● Work order: After reading the entries below, copy word for word the lines from the first through the line containing "VASP ran with", and stop there.

*** Information provided
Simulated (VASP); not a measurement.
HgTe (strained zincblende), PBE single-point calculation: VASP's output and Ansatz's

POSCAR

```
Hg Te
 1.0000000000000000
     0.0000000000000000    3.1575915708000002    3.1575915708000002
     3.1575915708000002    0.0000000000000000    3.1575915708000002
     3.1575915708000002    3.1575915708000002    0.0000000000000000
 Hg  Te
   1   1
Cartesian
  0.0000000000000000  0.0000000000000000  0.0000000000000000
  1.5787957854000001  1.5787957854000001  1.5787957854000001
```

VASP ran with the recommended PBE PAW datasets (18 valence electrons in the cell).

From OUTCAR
******

● Result:
Simulated (VASP); not a measurement.
HgTe (strained zincblende), PBE single-point calculation: VASP's output and Ansatz's

POSCAR

```
Hg Te
 1.0000000000000000
     0.0000000000000000    3.1575915708000002    3.1575915708000002
     3.1575915708000002    0.0000000000000000    3.1575915708000002
     3.1575915708000002    3.1575915708000002    0.0000000000000000
 Hg  Te
   1   1
Cartesian
  0.0000000000000000  0.0000000000000000  0.0000000000000000
  1.5787957854000001  1.5787957854000001  1.5787957854000001
```

VASP ran with the recommended PBE PAW datasets (18 valence electrons in the cell).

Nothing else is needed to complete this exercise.